■ Task item: Would you restate all the data that follows, word for word?

-=-=-
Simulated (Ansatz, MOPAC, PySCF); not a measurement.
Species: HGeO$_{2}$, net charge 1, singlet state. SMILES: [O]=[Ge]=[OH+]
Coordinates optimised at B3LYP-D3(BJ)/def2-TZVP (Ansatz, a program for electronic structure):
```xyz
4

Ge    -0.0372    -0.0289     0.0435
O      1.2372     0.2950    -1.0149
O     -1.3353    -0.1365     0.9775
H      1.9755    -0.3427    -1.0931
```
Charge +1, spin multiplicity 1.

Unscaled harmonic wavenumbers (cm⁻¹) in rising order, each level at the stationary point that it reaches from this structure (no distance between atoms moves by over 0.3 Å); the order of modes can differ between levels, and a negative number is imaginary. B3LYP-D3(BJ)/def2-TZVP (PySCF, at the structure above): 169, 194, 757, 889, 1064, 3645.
-=-=-

■ Solution:
Simulated (Ansatz, MOPAC, PySCF); not a measurement.
Species: HGeO$_{2}$, net charge 1, singlet state. SMILES: [O]=[Ge]=[OH+]
Coordinates optimised at B3LYP-D3(BJ)/def2-TZVP (Ansatz, a program for electronic structure):
```xyz
4

Ge    -0.0372    -0.0289     0.0435
O      1.2372     0.2950    -1.0149
O     -1.3353    -0.1365     0.9775
H      1.9755    -0.3427    -1.0931
```
Charge +1, spin multiplicity 1.

Unscaled harmonic wavenumbers (cm⁻¹) in rising order, each level at the stationary point that it reaches from this structure (no distance between atoms moves by over 0.3 Å); the order of modes can differ between levels, and a negative number is imaginary. B3LYP-D3(BJ)/def2-TZVP (PySCF, at the structure above): 169, 194, 757, 889, 1064, 3645.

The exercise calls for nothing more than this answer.